▶ _Brief_
Set down a word-for-word copy of the data below, limited to the lines from the first through the line with "Unless said otherwise, spin-orbit".

######

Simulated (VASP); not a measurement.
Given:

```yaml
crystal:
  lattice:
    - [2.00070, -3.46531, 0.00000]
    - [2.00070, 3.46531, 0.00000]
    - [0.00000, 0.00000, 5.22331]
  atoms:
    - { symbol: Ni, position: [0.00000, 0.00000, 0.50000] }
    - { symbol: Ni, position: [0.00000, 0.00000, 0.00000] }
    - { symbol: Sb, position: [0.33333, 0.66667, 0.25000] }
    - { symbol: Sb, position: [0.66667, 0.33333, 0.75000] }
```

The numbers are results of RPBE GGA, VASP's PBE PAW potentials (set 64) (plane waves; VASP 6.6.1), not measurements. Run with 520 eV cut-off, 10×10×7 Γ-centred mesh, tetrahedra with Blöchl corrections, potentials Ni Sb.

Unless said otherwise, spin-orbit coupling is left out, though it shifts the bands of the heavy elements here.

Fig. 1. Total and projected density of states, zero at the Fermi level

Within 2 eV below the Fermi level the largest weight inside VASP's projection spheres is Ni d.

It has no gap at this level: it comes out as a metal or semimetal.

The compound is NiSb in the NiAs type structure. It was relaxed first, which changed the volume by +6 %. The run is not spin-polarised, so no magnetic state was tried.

######

▶ _Result_
Simulated (VASP); not a measurement.
Given:

```yaml
crystal:
  lattice:
    - [2.00070, -3.46531, 0.00000]
    - [2.00070, 3.46531, 0.00000]
    - [0.00000, 0.00000, 5.22331]
  atoms:
    - { symbol: Ni, position: [0.00000, 0.00000, 0.50000] }
    - { symbol: Ni, position: [0.00000, 0.00000, 0.00000] }
    - { symbol: Sb, position: [0.33333, 0.66667, 0.25000] }
    - { symbol: Sb, position: [0.66667, 0.33333, 0.75000] }
```

The numbers are results of RPBE GGA, VASP's PBE PAW potentials (set 64) (plane waves; VASP 6.6.1), not measurements. Run with 520 eV cut-off, 10×10×7 Γ-centred mesh, tetrahedra with Blöchl corrections, potentials Ni Sb.

Unless said otherwise, spin-orbit coupling is left out, though it shifts the bands of the heavy elements here.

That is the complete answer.